» **SUPPLIED ENTRIES**:
►
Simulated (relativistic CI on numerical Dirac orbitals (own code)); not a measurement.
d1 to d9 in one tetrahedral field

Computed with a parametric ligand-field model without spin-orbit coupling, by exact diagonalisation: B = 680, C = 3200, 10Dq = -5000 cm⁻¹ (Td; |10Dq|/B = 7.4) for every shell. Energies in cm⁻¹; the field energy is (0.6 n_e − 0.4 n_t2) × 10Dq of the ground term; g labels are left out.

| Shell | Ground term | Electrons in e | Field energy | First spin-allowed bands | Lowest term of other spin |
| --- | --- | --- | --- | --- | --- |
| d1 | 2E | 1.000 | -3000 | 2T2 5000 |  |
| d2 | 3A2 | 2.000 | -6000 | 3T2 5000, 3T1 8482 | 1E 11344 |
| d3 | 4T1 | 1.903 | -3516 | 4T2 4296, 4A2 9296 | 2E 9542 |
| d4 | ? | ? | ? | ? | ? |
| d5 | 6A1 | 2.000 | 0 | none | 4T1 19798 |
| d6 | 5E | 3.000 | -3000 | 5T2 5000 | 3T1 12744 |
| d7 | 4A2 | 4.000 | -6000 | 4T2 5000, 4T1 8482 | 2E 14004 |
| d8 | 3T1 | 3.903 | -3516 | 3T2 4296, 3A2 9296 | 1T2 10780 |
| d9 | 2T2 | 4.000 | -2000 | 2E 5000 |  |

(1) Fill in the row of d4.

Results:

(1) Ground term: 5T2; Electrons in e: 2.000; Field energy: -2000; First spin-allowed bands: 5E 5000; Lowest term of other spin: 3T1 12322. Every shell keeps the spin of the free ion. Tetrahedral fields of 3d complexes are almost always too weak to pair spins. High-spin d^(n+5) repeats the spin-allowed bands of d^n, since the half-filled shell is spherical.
◄

» **WORK REQUEST**: Everything above from the line containing "other spin |" through the line containing "8482 | 1E 11344 |" must be copied exactly. Nothing outside that range belongs in the answer.

» **WRITTEN REPLY**:
| Shell | Ground term | Electrons in e | Field energy | First spin-allowed bands | Lowest term of other spin |
| --- | --- | --- | --- | --- | --- |
| d1 | 2E | 1.000 | -3000 | 2T2 5000 |  |
| d2 | 3A2 | 2.000 | -6000 | 3T2 5000, 3T1 8482 | 1E 11344 |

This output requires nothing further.